▶ [Work request] Would you quote the material below from its first line through the line containing "Give the vapour", exactly and with both ends included?

▶ [Extracted material]
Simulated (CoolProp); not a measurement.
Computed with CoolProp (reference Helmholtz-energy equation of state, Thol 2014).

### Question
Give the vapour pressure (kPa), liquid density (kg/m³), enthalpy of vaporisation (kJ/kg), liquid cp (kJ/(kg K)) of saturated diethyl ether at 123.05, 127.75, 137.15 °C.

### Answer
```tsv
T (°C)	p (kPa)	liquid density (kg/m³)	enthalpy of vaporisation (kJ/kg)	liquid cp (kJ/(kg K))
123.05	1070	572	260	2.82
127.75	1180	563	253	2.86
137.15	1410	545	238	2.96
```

▶ [Answer section]
Simulated (CoolProp); not a measurement.
Computed with CoolProp (reference Helmholtz-energy equation of state, Thol 2014).

### Question
Give the vapour pressure (kPa), liquid density (kg/m³), enthalpy of vaporisation (kJ/kg), liquid cp (kJ/(kg K)) of saturated diethyl ether at 123.05, 127.75, 137.15 °C.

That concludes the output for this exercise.